Action item
Output each line of the listing that follows, with every character kept as it is.

Excerpted data
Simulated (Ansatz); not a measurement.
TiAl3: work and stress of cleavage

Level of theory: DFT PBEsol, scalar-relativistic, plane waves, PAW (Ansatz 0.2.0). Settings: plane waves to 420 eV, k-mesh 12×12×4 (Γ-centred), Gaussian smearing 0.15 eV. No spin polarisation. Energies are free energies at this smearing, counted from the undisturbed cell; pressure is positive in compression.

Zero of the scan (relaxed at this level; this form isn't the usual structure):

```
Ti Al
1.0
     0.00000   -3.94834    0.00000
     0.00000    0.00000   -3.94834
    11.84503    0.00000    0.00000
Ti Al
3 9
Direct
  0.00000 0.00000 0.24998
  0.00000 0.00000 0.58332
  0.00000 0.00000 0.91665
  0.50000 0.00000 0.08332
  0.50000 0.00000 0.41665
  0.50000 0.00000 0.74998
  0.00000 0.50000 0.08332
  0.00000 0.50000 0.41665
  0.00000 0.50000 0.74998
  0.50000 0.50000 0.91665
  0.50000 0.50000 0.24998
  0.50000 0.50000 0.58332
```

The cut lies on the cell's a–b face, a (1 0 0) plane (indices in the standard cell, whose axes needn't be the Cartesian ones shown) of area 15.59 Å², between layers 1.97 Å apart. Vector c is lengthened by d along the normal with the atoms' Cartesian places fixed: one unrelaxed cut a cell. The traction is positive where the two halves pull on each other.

Answer section
Simulated (Ansatz); not a measurement.
TiAl3: work and stress of cleavage

Level of theory: DFT PBEsol, scalar-relativistic, plane waves, PAW (Ansatz 0.2.0). Settings: plane waves to 420 eV, k-mesh 12×12×4 (Γ-centred), Gaussian smearing 0.15 eV. No spin polarisation. Energies are free energies at this smearing, counted from the undisturbed cell; pressure is positive in compression.

Zero of the scan (relaxed at this level; this form isn't the usual structure):

```
Ti Al
1.0
     0.00000   -3.94834    0.00000
     0.00000    0.00000   -3.94834
    11.84503    0.00000    0.00000
Ti Al
3 9
Direct
  0.00000 0.00000 0.24998
  0.00000 0.00000 0.58332
  0.00000 0.00000 0.91665
  0.50000 0.00000 0.08332
  0.50000 0.00000 0.41665
  0.50000 0.00000 0.74998
  0.00000 0.50000 0.08332
  0.00000 0.50000 0.41665
  0.00000 0.50000 0.74998
  0.50000 0.50000 0.91665
  0.50000 0.50000 0.24998
  0.50000 0.50000 0.58332
```

The cut lies on the cell's a–b face, a (1 0 0) plane (indices in the standard cell, whose axes needn't be the Cartesian ones shown) of area 15.59 Å², between layers 1.97 Å apart. Vector c is lengthened by d along the normal with the atoms' Cartesian places fixed: one unrelaxed cut a cell. The traction is positive where the two halves pull on each other.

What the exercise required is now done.